──────── EXERCISE DATA ────────

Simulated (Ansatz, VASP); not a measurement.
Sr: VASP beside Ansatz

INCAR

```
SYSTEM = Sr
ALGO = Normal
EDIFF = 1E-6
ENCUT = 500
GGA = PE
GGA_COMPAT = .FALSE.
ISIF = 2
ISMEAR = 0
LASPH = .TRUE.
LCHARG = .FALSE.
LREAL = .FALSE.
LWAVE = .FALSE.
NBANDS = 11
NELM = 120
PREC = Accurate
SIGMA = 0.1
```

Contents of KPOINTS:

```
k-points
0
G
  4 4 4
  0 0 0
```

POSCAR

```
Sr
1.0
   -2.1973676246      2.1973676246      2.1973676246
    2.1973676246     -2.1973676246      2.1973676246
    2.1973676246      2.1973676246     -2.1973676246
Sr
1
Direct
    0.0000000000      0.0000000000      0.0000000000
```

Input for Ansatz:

────────

ASSIGNMENT - Restate every entry exactly. Leave nothing out.

ANSWER SPACE -
Simulated (Ansatz, VASP); not a measurement.
Sr: VASP beside Ansatz

INCAR

```
SYSTEM = Sr
ALGO = Normal
EDIFF = 1E-6
ENCUT = 500
GGA = PE
GGA_COMPAT = .FALSE.
ISIF = 2
ISMEAR = 0
LASPH = .TRUE.
LCHARG = .FALSE.
LREAL = .FALSE.
LWAVE = .FALSE.
NBANDS = 11
NELM = 120
PREC = Accurate
SIGMA = 0.1
```

Contents of KPOINTS:

```
k-points
0
G
  4 4 4
  0 0 0
```

POSCAR

```
Sr
1.0
   -2.1973676246      2.1973676246      2.1973676246
    2.1973676246     -2.1973676246      2.1973676246
    2.1973676246      2.1973676246     -2.1973676246
Sr
1
Direct
    0.0000000000      0.0000000000      0.0000000000
```

Input for Ansatz:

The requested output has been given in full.